_Entries supplied_
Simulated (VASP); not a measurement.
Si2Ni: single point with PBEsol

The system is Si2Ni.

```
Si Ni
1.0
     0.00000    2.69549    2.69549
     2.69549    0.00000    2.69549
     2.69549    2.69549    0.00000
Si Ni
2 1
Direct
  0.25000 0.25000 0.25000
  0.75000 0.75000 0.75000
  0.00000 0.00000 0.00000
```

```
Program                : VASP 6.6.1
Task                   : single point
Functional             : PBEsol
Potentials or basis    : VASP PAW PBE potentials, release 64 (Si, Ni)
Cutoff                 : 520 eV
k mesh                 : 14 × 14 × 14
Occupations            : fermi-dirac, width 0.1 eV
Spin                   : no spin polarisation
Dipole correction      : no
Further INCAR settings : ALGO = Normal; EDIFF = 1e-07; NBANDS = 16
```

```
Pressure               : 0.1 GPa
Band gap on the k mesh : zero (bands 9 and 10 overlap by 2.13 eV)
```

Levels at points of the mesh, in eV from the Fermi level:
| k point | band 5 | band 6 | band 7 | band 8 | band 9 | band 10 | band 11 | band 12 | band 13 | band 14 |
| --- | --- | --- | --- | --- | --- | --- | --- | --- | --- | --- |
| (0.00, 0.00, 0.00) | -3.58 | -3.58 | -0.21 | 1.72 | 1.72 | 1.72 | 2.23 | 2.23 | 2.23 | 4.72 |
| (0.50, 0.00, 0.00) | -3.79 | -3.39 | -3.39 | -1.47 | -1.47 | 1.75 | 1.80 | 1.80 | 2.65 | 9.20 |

_Task item_
Using the data above, extract exactly the lines from the one that holds "The system is Si2Ni." to the one that holds "2.23 | 4.72 |", both ends included, and no others.

_Written reply_
The system is Si2Ni.

```
Si Ni
1.0
     0.00000    2.69549    2.69549
     2.69549    0.00000    2.69549
     2.69549    2.69549    0.00000
Si Ni
2 1
Direct
  0.25000 0.25000 0.25000
  0.75000 0.75000 0.75000
  0.00000 0.00000 0.00000
```

```
Program                : VASP 6.6.1
Task                   : single point
Functional             : PBEsol
Potentials or basis    : VASP PAW PBE potentials, release 64 (Si, Ni)
Cutoff                 : 520 eV
k mesh                 : 14 × 14 × 14
Occupations            : fermi-dirac, width 0.1 eV
Spin                   : no spin polarisation
Dipole correction      : no
Further INCAR settings : ALGO = Normal; EDIFF = 1e-07; NBANDS = 16
```

```
Pressure               : 0.1 GPa
Band gap on the k mesh : zero (bands 9 and 10 overlap by 2.13 eV)
```

Levels at points of the mesh, in eV from the Fermi level:
| k point | band 5 | band 6 | band 7 | band 8 | band 9 | band 10 | band 11 | band 12 | band 13 | band 14 |
| --- | --- | --- | --- | --- | --- | --- | --- | --- | --- | --- |
| (0.00, 0.00, 0.00) | -3.58 | -3.58 | -0.21 | 1.72 | 1.72 | 1.72 | 2.23 | 2.23 | 2.23 | 4.72 |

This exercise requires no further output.